- **Provided material**:
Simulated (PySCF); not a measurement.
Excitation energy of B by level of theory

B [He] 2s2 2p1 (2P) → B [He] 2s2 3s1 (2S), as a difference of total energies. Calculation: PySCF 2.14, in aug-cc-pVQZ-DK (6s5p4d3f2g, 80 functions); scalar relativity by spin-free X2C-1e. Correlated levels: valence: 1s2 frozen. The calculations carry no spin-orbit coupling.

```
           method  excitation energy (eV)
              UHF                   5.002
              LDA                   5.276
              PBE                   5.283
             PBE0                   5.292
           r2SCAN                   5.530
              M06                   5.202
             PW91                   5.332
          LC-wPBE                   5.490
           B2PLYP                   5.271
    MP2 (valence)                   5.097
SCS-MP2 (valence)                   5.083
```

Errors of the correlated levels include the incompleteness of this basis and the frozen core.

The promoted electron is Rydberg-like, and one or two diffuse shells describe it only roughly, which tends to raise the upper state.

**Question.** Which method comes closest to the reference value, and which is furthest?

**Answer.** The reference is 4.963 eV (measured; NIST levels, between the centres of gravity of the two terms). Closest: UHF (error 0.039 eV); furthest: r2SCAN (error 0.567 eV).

- **Required action**: Wherever the line holding "B [He] 2s2 2p1" falls in the entries above, copy exactly from it through the line holding "which is furthest?", inclusive, and add nothing.

- **Answer section**:
B [He] 2s2 2p1 (2P) → B [He] 2s2 3s1 (2S), as a difference of total energies. Calculation: PySCF 2.14, in aug-cc-pVQZ-DK (6s5p4d3f2g, 80 functions); scalar relativity by spin-free X2C-1e. Correlated levels: valence: 1s2 frozen. The calculations carry no spin-orbit coupling.

```
           method  excitation energy (eV)
              UHF                   5.002
              LDA                   5.276
              PBE                   5.283
             PBE0                   5.292
           r2SCAN                   5.530
              M06                   5.202
             PW91                   5.332
          LC-wPBE                   5.490
           B2PLYP                   5.271
    MP2 (valence)                   5.097
SCS-MP2 (valence)                   5.083
```

Errors of the correlated levels include the incompleteness of this basis and the frozen core.

The promoted electron is Rydberg-like, and one or two diffuse shells describe it only roughly, which tends to raise the upper state.

**Question.** Which method comes closest to the reference value, and which is furthest?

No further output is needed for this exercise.